◆ **Assigned task**
Write out exactly the lines from the start of the entries through the one that contains "From 4.05 eV", including both.

--- Source information Enclosed Below ---

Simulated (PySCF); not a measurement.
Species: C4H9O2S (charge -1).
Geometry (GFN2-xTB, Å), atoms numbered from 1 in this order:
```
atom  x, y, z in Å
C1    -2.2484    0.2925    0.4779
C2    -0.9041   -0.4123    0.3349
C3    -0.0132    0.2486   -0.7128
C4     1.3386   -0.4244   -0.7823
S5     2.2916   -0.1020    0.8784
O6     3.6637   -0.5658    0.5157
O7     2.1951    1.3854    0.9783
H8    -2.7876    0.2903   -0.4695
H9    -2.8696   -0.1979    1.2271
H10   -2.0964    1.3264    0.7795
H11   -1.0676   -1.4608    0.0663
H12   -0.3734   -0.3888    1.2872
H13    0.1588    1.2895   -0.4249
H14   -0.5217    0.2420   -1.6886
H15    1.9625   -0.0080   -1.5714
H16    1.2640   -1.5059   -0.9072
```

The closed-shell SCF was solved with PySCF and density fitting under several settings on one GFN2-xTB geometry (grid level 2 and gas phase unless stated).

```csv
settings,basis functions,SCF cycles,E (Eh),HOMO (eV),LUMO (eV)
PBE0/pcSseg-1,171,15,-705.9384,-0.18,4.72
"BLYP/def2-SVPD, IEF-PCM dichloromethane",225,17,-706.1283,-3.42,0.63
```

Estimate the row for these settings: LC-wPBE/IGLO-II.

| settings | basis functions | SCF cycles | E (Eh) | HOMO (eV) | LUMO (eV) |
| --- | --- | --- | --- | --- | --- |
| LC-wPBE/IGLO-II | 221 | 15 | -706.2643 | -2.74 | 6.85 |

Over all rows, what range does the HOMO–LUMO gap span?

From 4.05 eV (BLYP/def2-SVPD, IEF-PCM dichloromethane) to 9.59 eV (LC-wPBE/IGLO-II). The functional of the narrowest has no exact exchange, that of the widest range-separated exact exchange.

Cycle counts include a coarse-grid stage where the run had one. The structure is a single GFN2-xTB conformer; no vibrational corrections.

--- End of Enclosed Source information ---

◆ **Task solution**
Simulated (PySCF); not a measurement.
Species: C4H9O2S (charge -1).
Geometry (GFN2-xTB, Å), atoms numbered from 1 in this order:
```
atom  x, y, z in Å
C1    -2.2484    0.2925    0.4779
C2    -0.9041   -0.4123    0.3349
C3    -0.0132    0.2486   -0.7128
C4     1.3386   -0.4244   -0.7823
S5     2.2916   -0.1020    0.8784
O6     3.6637   -0.5658    0.5157
O7     2.1951    1.3854    0.9783
H8    -2.7876    0.2903   -0.4695
H9    -2.8696   -0.1979    1.2271
H10   -2.0964    1.3264    0.7795
H11   -1.0676   -1.4608    0.0663
H12   -0.3734   -0.3888    1.2872
H13    0.1588    1.2895   -0.4249
H14   -0.5217    0.2420   -1.6886
H15    1.9625   -0.0080   -1.5714
H16    1.2640   -1.5059   -0.9072
```

The closed-shell SCF was solved with PySCF and density fitting under several settings on one GFN2-xTB geometry (grid level 2 and gas phase unless stated).

```csv
settings,basis functions,SCF cycles,E (Eh),HOMO (eV),LUMO (eV)
PBE0/pcSseg-1,171,15,-705.9384,-0.18,4.72
"BLYP/def2-SVPD, IEF-PCM dichloromethane",225,17,-706.1283,-3.42,0.63
```

Estimate the row for these settings: LC-wPBE/IGLO-II.

| settings | basis functions | SCF cycles | E (Eh) | HOMO (eV) | LUMO (eV) |
| --- | --- | --- | --- | --- | --- |
| LC-wPBE/IGLO-II | 221 | 15 | -706.2643 | -2.74 | 6.85 |

Over all rows, what range does the HOMO–LUMO gap span?

From 4.05 eV (BLYP/def2-SVPD, IEF-PCM dichloromethane) to 9.59 eV (LC-wPBE/IGLO-II). The functional of the narrowest has no exact exchange, that of the widest range-separated exact exchange.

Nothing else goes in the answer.